TASK ITEM — Set down exactly the lines of the listing below, please, beginning with the first and ending with the line that holds "### 1 Starting point".

SUPPLIED INFORMATION —
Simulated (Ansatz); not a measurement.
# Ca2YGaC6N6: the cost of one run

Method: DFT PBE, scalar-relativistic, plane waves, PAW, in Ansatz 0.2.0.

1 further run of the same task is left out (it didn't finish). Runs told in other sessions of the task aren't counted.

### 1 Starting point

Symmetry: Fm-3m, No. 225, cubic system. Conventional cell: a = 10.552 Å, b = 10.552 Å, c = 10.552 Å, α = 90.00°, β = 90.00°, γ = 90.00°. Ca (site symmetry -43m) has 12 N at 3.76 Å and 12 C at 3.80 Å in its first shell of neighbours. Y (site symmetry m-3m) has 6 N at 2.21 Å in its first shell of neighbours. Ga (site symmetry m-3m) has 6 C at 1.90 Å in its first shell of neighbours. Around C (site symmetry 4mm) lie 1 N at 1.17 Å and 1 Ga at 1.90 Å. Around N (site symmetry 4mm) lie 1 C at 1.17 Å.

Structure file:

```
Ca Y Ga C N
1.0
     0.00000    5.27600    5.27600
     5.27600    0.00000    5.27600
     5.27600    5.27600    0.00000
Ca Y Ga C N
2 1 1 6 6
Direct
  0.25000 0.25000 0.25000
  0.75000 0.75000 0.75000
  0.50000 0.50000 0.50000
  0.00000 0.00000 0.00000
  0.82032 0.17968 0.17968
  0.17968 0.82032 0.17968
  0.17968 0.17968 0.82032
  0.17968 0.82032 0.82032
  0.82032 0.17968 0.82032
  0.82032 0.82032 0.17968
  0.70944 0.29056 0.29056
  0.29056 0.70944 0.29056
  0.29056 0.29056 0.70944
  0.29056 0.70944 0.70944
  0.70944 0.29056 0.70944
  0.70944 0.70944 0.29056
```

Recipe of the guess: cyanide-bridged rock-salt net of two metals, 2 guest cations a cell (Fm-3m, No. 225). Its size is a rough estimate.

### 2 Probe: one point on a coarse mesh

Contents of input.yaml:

EXPECTED ANSWER —
Simulated (Ansatz); not a measurement.
# Ca2YGaC6N6: the cost of one run

Method: DFT PBE, scalar-relativistic, plane waves, PAW, in Ansatz 0.2.0.

1 further run of the same task is left out (it didn't finish). Runs told in other sessions of the task aren't counted.

### 1 Starting point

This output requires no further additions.